• **Records supplied**
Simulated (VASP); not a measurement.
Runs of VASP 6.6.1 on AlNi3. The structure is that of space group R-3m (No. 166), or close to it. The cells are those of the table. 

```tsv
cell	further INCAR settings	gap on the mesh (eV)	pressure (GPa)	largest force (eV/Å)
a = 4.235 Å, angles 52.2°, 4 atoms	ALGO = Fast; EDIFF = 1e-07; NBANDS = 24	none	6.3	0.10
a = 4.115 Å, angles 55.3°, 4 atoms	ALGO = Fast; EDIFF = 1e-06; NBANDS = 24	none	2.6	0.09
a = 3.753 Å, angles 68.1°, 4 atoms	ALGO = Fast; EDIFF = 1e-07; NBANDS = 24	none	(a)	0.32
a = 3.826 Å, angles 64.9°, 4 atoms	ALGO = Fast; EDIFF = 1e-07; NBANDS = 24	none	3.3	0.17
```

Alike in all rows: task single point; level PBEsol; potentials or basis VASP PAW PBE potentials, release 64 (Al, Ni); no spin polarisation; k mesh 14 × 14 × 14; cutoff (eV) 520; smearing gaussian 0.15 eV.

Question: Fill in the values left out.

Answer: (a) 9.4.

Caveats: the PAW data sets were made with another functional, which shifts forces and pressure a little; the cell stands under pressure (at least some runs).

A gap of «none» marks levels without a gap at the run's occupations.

• **Assigned task**
Transcribe the listing above exactly as shown.

• **Exercise solution**
Simulated (VASP); not a measurement.
Runs of VASP 6.6.1 on AlNi3. The structure is that of space group R-3m (No. 166), or close to it. The cells are those of the table. 

```tsv
cell	further INCAR settings	gap on the mesh (eV)	pressure (GPa)	largest force (eV/Å)
a = 4.235 Å, angles 52.2°, 4 atoms	ALGO = Fast; EDIFF = 1e-07; NBANDS = 24	none	6.3	0.10
a = 4.115 Å, angles 55.3°, 4 atoms	ALGO = Fast; EDIFF = 1e-06; NBANDS = 24	none	2.6	0.09
a = 3.753 Å, angles 68.1°, 4 atoms	ALGO = Fast; EDIFF = 1e-07; NBANDS = 24	none	(a)	0.32
a = 3.826 Å, angles 64.9°, 4 atoms	ALGO = Fast; EDIFF = 1e-07; NBANDS = 24	none	3.3	0.17
```

Alike in all rows: task single point; level PBEsol; potentials or basis VASP PAW PBE potentials, release 64 (Al, Ni); no spin polarisation; k mesh 14 × 14 × 14; cutoff (eV) 520; smearing gaussian 0.15 eV.

Question: Fill in the values left out.

Answer: (a) 9.4.

Caveats: the PAW data sets were made with another functional, which shifts forces and pressure a little; the cell stands under pressure (at least some runs).

A gap of «none» marks levels without a gap at the run's occupations.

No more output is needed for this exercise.